Assignment
When transcribing the entries, keep each one exactly as it is.

Start of Dataset content
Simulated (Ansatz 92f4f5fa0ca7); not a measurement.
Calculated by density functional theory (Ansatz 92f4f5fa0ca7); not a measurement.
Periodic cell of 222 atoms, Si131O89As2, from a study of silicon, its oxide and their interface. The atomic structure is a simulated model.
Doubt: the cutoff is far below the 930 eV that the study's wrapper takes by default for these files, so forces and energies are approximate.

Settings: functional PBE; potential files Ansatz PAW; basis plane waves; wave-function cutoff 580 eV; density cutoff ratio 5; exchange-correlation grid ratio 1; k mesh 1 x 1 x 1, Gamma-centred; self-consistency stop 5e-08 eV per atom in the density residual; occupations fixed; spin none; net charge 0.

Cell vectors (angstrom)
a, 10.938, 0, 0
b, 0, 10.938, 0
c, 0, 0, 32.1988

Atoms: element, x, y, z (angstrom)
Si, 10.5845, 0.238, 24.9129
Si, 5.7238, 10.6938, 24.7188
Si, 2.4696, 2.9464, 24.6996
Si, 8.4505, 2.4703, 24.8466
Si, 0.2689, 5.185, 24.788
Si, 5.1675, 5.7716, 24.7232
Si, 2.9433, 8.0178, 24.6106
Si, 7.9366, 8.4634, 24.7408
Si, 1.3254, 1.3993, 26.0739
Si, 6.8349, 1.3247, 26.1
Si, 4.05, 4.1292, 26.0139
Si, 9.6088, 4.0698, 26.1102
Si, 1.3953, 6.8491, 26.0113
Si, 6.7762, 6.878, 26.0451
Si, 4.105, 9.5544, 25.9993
End of Dataset content

Answer section
Simulated (Ansatz 92f4f5fa0ca7); not a measurement.
Calculated by density functional theory (Ansatz 92f4f5fa0ca7); not a measurement.
Periodic cell of 222 atoms, Si131O89As2, from a study of silicon, its oxide and their interface. The atomic structure is a simulated model.
Doubt: the cutoff is far below the 930 eV that the study's wrapper takes by default for these files, so forces and energies are approximate.

Settings: functional PBE; potential files Ansatz PAW; basis plane waves; wave-function cutoff 580 eV; density cutoff ratio 5; exchange-correlation grid ratio 1; k mesh 1 x 1 x 1, Gamma-centred; self-consistency stop 5e-08 eV per atom in the density residual; occupations fixed; spin none; net charge 0.

Cell vectors (angstrom)
a, 10.938, 0, 0
b, 0, 10.938, 0
c, 0, 0, 32.1988

Atoms: element, x, y, z (angstrom)
Si, 10.5845, 0.238, 24.9129
Si, 5.7238, 10.6938, 24.7188
Si, 2.4696, 2.9464, 24.6996
Si, 8.4505, 2.4703, 24.8466
Si, 0.2689, 5.185, 24.788
Si, 5.1675, 5.7716, 24.7232
Si, 2.9433, 8.0178, 24.6106
Si, 7.9366, 8.4634, 24.7408
Si, 1.3254, 1.3993, 26.0739
Si, 6.8349, 1.3247, 26.1
Si, 4.05, 4.1292, 26.0139
Si, 9.6088, 4.0698, 26.1102
Si, 1.3953, 6.8491, 26.0113
Si, 6.7762, 6.878, 26.0451
Si, 4.105, 9.5544, 25.9993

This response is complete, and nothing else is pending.